### [Data supplied]
..........

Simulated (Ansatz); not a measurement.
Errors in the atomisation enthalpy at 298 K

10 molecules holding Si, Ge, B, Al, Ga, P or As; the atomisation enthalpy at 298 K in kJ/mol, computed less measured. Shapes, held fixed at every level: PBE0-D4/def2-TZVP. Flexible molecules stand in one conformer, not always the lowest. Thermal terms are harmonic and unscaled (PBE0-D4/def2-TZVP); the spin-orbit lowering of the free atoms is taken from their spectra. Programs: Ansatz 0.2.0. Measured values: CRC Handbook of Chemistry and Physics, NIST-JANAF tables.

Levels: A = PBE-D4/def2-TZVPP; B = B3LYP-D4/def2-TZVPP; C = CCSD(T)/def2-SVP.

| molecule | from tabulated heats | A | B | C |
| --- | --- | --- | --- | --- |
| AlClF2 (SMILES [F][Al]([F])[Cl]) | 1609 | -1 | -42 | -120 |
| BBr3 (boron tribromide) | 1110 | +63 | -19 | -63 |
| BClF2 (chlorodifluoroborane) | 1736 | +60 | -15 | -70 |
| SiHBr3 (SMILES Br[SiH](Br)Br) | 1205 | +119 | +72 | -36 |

..........

### [Work item]
Provide a faithful, complete copy of the entries above.

### [Your solution]
Simulated (Ansatz); not a measurement.
Errors in the atomisation enthalpy at 298 K

10 molecules holding Si, Ge, B, Al, Ga, P or As; the atomisation enthalpy at 298 K in kJ/mol, computed less measured. Shapes, held fixed at every level: PBE0-D4/def2-TZVP. Flexible molecules stand in one conformer, not always the lowest. Thermal terms are harmonic and unscaled (PBE0-D4/def2-TZVP); the spin-orbit lowering of the free atoms is taken from their spectra. Programs: Ansatz 0.2.0. Measured values: CRC Handbook of Chemistry and Physics, NIST-JANAF tables.

Levels: A = PBE-D4/def2-TZVPP; B = B3LYP-D4/def2-TZVPP; C = CCSD(T)/def2-SVP.

| molecule | from tabulated heats | A | B | C |
| --- | --- | --- | --- | --- |
| AlClF2 (SMILES [F][Al]([F])[Cl]) | 1609 | -1 | -42 | -120 |
| BBr3 (boron tribromide) | 1110 | +63 | -19 | -63 |
| BClF2 (chlorodifluoroborane) | 1736 | +60 | -15 | -70 |
| SiHBr3 (SMILES Br[SiH](Br)Br) | 1205 | +119 | +72 | -36 |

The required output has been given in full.